ACTIVITY: Repeat exactly, and only, the lines below starting at the line that contains "Results of r²SCAN+rVV10" and ending at the line that contains "Hill averages of", inclusive of both.

*** Begin section ***
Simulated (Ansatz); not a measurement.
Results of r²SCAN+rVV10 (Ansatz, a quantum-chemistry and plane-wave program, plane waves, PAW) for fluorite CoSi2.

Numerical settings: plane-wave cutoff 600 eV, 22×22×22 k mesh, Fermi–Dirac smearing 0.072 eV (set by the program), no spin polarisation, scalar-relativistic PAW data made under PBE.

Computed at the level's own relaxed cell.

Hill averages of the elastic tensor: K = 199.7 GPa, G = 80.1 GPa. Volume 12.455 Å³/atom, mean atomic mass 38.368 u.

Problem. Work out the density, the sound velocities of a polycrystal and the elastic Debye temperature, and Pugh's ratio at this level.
*** End section ***

TASK SOLUTION:
Results of r²SCAN+rVV10 (Ansatz, a quantum-chemistry and plane-wave program, plane waves, PAW) for fluorite CoSi2.

Numerical settings: plane-wave cutoff 600 eV, 22×22×22 k mesh, Fermi–Dirac smearing 0.072 eV (set by the program), no spin polarisation, scalar-relativistic PAW data made under PBE.

Computed at the level's own relaxed cell.

Hill averages of the elastic tensor: K = 199.7 GPa, G = 80.1 GPa. Volume 12.455 Å³/atom, mean atomic mass 38.368 u.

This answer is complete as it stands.